Please copy out every line of the data word for word.

#### RECORD EXCERPTS
/---

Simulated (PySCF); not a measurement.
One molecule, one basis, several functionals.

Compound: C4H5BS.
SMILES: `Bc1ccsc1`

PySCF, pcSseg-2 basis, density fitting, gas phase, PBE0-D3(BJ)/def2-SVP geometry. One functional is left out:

\---

#### EXERCISE OUTPUT
Simulated (PySCF); not a measurement.
One molecule, one basis, several functionals.

Compound: C4H5BS.
SMILES: `Bc1ccsc1`

PySCF, pcSseg-2 basis, density fitting, gas phase, PBE0-D3(BJ)/def2-SVP geometry. One functional is left out:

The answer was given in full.